########

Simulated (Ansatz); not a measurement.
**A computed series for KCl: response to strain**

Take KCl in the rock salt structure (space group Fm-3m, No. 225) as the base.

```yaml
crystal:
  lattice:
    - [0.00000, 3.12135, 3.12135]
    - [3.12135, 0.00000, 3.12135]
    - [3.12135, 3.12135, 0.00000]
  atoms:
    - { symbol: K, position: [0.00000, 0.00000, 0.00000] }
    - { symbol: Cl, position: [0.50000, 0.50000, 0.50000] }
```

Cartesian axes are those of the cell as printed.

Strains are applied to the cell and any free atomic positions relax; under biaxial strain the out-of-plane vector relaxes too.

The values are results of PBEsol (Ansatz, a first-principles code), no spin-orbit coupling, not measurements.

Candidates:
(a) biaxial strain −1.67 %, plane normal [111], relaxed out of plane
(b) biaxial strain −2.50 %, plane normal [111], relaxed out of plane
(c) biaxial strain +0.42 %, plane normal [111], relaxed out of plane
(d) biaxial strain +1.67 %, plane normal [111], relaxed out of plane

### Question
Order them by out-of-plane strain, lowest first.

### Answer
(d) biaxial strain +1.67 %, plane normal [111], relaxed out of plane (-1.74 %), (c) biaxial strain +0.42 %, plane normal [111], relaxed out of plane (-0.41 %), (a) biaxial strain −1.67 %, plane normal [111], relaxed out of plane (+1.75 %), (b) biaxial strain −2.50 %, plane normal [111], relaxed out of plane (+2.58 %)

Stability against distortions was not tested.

########

Starting at the line that has "Cartesian axes are" and ending at the line that has "plane (+2.58 %)", please write out the lines above exactly, leaving out all others.

Cartesian axes are those of the cell as printed.

Strains are applied to the cell and any free atomic positions relax; under biaxial strain the out-of-plane vector relaxes too.

The values are results of PBEsol (Ansatz, a first-principles code), no spin-orbit coupling, not measurements.

Candidates:
(a) biaxial strain −1.67 %, plane normal [111], relaxed out of plane
(b) biaxial strain −2.50 %, plane normal [111], relaxed out of plane
(c) biaxial strain +0.42 %, plane normal [111], relaxed out of plane
(d) biaxial strain +1.67 %, plane normal [111], relaxed out of plane

### Question
Order them by out-of-plane strain, lowest first.

### Answer
(d) biaxial strain +1.67 %, plane normal [111], relaxed out of plane (-1.74 %), (c) biaxial strain +0.42 %, plane normal [111], relaxed out of plane (-0.41 %), (a) biaxial strain −1.67 %, plane normal [111], relaxed out of plane (+1.75 %), (b) biaxial strain −2.50 %, plane normal [111], relaxed out of plane (+2.58 %)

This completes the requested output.